Brief:
Nothing less than an exact copy of all the records is required.

Entries shown:
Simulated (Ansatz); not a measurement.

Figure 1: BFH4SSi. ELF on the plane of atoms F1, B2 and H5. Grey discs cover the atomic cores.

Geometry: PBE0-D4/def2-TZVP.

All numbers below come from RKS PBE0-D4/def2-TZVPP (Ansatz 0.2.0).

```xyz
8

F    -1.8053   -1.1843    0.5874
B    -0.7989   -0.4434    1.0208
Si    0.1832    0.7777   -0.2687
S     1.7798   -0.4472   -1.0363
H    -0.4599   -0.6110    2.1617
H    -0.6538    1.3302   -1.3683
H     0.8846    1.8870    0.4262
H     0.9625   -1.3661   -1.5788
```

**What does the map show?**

Task response:
Simulated (Ansatz); not a measurement.

Figure 1: BFH4SSi. ELF on the plane of atoms F1, B2 and H5. Grey discs cover the atomic cores.

Geometry: PBE0-D4/def2-TZVP.

All numbers below come from RKS PBE0-D4/def2-TZVPP (Ansatz 0.2.0).

```xyz
8

F    -1.8053   -1.1843    0.5874
B    -0.7989   -0.4434    1.0208
Si    0.1832    0.7777   -0.2687
S     1.7798   -0.4472   -1.0363
H    -0.4599   -0.6110    2.1617
H    -0.6538    1.3302   -1.3683
H     0.8846    1.8870    0.4262
H     0.9625   -1.3661   -1.5788
```

**What does the map show?**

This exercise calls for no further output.